[Opening RECORDED DATA section]
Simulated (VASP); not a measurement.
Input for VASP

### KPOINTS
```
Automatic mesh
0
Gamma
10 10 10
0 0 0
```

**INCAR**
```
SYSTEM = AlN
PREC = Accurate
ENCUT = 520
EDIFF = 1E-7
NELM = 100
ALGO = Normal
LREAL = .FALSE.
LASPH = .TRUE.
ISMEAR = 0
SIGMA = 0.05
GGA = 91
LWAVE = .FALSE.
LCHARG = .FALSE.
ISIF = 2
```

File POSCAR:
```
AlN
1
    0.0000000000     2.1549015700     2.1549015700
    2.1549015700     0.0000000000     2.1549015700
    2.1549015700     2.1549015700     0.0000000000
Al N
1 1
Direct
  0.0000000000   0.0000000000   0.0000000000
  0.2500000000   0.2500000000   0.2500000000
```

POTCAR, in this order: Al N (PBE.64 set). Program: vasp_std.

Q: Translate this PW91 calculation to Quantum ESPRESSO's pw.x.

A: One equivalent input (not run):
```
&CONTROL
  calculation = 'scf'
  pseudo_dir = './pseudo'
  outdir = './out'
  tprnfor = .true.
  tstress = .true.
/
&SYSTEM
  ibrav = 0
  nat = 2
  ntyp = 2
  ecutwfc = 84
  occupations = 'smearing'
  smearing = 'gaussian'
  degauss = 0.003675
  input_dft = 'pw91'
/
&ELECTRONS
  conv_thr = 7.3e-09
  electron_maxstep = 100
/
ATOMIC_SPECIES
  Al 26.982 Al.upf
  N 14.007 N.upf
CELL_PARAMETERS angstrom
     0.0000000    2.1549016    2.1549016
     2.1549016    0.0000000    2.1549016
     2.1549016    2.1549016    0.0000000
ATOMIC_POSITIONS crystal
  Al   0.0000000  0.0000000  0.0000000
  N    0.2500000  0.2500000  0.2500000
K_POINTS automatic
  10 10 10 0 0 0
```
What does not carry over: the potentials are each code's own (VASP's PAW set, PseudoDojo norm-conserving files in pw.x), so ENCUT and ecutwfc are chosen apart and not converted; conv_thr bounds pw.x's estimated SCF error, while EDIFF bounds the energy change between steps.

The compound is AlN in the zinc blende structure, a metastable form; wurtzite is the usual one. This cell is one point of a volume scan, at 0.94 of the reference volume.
[Closing RECORDED DATA section]

Copy the records above exactly, beginning at the line that contains "Input for VASP" and stopping after the line that contains "POTCAR, in this".

Input for VASP

### KPOINTS
```
Automatic mesh
0
Gamma
10 10 10
0 0 0
```

**INCAR**
```
SYSTEM = AlN
PREC = Accurate
ENCUT = 520
EDIFF = 1E-7
NELM = 100
ALGO = Normal
LREAL = .FALSE.
LASPH = .TRUE.
ISMEAR = 0
SIGMA = 0.05
GGA = 91
LWAVE = .FALSE.
LCHARG = .FALSE.
ISIF = 2
```

File POSCAR:
```
AlN
1
    0.0000000000     2.1549015700     2.1549015700
    2.1549015700     0.0000000000     2.1549015700
    2.1549015700     2.1549015700     0.0000000000
Al N
1 1
Direct
  0.0000000000   0.0000000000   0.0000000000
  0.2500000000   0.2500000000   0.2500000000
```

POTCAR, in this order: Al N (PBE.64 set). Program: vasp_std.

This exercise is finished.